- **REQUIREMENT**
The line containing "(1) 0.4 GPa." marks the end: write out exactly every line from the first line of the data below through that line, and only those.

━━ SOURCE DATA

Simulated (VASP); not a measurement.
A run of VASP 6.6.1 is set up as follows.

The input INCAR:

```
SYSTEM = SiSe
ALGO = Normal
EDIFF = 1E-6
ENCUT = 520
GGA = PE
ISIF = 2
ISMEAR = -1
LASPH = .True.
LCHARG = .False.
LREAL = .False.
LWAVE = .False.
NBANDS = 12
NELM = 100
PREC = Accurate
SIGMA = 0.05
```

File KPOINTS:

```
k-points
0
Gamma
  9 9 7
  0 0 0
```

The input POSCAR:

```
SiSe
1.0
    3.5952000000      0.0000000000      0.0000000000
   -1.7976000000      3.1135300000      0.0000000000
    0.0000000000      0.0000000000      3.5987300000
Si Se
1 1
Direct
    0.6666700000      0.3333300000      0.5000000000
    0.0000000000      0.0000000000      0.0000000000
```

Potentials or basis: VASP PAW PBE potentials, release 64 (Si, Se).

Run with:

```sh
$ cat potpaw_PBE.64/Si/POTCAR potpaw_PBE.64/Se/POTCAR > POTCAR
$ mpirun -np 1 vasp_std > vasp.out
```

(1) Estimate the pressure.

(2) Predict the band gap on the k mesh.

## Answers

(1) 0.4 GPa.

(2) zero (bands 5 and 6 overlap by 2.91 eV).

━━━━

- **TASK RESULT**
Simulated (VASP); not a measurement.
A run of VASP 6.6.1 is set up as follows.

The input INCAR:

```
SYSTEM = SiSe
ALGO = Normal
EDIFF = 1E-6
ENCUT = 520
GGA = PE
ISIF = 2
ISMEAR = -1
LASPH = .True.
LCHARG = .False.
LREAL = .False.
LWAVE = .False.
NBANDS = 12
NELM = 100
PREC = Accurate
SIGMA = 0.05
```

File KPOINTS:

```
k-points
0
Gamma
  9 9 7
  0 0 0
```

The input POSCAR:

```
SiSe
1.0
    3.5952000000      0.0000000000      0.0000000000
   -1.7976000000      3.1135300000      0.0000000000
    0.0000000000      0.0000000000      3.5987300000
Si Se
1 1
Direct
    0.6666700000      0.3333300000      0.5000000000
    0.0000000000      0.0000000000      0.0000000000
```

Potentials or basis: VASP PAW PBE potentials, release 64 (Si, Se).

Run with:

```sh
$ cat potpaw_PBE.64/Si/POTCAR potpaw_PBE.64/Se/POTCAR > POTCAR
$ mpirun -np 1 vasp_std > vasp.out
```

(1) Estimate the pressure.

(2) Predict the band gap on the k mesh.

## Answers

(1) 0.4 GPa.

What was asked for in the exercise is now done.